→ **Work task**
Each entry below is to be copied verbatim, with no line missing.

→ **Records provided**
::::::::::
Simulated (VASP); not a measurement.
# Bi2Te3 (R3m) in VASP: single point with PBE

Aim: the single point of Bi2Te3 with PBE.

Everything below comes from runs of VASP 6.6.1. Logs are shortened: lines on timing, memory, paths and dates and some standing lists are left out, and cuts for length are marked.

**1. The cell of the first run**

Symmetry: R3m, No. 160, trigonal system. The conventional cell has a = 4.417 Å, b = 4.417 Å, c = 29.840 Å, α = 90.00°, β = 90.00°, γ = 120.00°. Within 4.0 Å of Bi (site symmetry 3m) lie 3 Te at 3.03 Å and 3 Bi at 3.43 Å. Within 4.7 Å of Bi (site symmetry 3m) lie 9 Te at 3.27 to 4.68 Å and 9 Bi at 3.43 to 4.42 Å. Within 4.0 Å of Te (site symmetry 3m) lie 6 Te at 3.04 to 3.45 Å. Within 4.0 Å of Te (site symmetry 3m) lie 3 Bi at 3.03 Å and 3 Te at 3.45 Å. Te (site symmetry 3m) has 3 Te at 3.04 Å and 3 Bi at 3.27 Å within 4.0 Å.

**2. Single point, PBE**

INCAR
::::::::::

→ **Your response**
Simulated (VASP); not a measurement.
# Bi2Te3 (R3m) in VASP: single point with PBE

Aim: the single point of Bi2Te3 with PBE.

Everything below comes from runs of VASP 6.6.1. Logs are shortened: lines on timing, memory, paths and dates and some standing lists are left out, and cuts for length are marked.

**1. The cell of the first run**

Symmetry: R3m, No. 160, trigonal system. The conventional cell has a = 4.417 Å, b = 4.417 Å, c = 29.840 Å, α = 90.00°, β = 90.00°, γ = 120.00°. Within 4.0 Å of Bi (site symmetry 3m) lie 3 Te at 3.03 Å and 3 Bi at 3.43 Å. Within 4.7 Å of Bi (site symmetry 3m) lie 9 Te at 3.27 to 4.68 Å and 9 Bi at 3.43 to 4.42 Å. Within 4.0 Å of Te (site symmetry 3m) lie 6 Te at 3.04 to 3.45 Å. Within 4.0 Å of Te (site symmetry 3m) lie 3 Bi at 3.03 Å and 3 Te at 3.45 Å. Te (site symmetry 3m) has 3 Te at 3.04 Å and 3 Bi at 3.27 Å within 4.0 Å.

**2. Single point, PBE**

INCAR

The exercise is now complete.